WORK TASK:
To complete the exercise, write out all the data exactly.

DATA SHOWN:
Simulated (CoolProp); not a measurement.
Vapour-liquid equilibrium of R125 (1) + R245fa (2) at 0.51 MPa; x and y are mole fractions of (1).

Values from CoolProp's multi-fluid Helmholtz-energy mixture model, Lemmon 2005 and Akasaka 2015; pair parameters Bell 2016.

ANSWER SPACE:
Simulated (CoolProp); not a measurement.
Vapour-liquid equilibrium of R125 (1) + R245fa (2) at 0.51 MPa; x and y are mole fractions of (1).

Values from CoolProp's multi-fluid Helmholtz-energy mixture model, Lemmon 2005 and Akasaka 2015; pair parameters Bell 2016.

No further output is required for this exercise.